· · ·

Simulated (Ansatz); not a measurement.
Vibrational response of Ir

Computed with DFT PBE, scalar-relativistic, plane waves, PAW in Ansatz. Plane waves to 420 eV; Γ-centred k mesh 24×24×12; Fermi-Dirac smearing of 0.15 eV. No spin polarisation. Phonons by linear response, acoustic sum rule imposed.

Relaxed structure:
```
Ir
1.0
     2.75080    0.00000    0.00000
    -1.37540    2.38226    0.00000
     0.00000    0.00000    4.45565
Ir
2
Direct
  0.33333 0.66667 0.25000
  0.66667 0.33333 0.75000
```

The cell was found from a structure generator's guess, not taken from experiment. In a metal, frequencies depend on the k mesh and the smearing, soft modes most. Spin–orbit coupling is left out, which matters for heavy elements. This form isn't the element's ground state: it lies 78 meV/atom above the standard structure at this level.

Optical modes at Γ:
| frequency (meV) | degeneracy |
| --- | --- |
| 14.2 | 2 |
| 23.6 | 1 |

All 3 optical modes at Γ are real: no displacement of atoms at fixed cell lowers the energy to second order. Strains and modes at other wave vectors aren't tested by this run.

· · ·

### Work order
The answer should consist solely of the lines from the first line above through the one with "Computed with DFT", both included, repeated exactly.

### Response box
Simulated (Ansatz); not a measurement.
Vibrational response of Ir

Computed with DFT PBE, scalar-relativistic, plane waves, PAW in Ansatz. Plane waves to 420 eV; Γ-centred k mesh 24×24×12; Fermi-Dirac smearing of 0.15 eV. No spin polarisation. Phonons by linear response, acoustic sum rule imposed.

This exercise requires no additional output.